From the first line to the last, return the material exactly.

_ _ _ _ _ _ _

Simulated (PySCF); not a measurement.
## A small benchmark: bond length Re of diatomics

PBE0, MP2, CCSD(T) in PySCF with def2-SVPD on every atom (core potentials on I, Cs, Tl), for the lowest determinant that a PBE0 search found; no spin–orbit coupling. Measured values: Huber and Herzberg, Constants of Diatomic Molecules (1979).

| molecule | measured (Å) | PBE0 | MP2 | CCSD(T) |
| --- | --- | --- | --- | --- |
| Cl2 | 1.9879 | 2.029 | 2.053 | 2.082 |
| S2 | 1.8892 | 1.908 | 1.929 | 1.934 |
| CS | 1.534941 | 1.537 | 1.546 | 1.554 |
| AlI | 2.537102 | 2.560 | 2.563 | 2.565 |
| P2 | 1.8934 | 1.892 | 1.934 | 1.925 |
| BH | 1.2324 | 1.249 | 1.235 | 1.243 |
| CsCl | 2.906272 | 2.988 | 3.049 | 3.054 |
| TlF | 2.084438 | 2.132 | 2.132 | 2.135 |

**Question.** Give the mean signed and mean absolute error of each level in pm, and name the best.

_ _ _ _ _ _ _

> **Answer area**
Simulated (PySCF); not a measurement.
## A small benchmark: bond length Re of diatomics

PBE0, MP2, CCSD(T) in PySCF with def2-SVPD on every atom (core potentials on I, Cs, Tl), for the lowest determinant that a PBE0 search found; no spin–orbit coupling. Measured values: Huber and Herzberg, Constants of Diatomic Molecules (1979).

| molecule | measured (Å) | PBE0 | MP2 | CCSD(T) |
| --- | --- | --- | --- | --- |
| Cl2 | 1.9879 | 2.029 | 2.053 | 2.082 |
| S2 | 1.8892 | 1.908 | 1.929 | 1.934 |
| CS | 1.534941 | 1.537 | 1.546 | 1.554 |
| AlI | 2.537102 | 2.560 | 2.563 | 2.565 |
| P2 | 1.8934 | 1.892 | 1.934 | 1.925 |
| BH | 1.2324 | 1.249 | 1.235 | 1.243 |
| CsCl | 2.906272 | 2.988 | 3.049 | 3.054 |
| TlF | 2.084438 | 2.132 | 2.132 | 2.135 |

**Question.** Give the mean signed and mean absolute error of each level in pm, and name the best.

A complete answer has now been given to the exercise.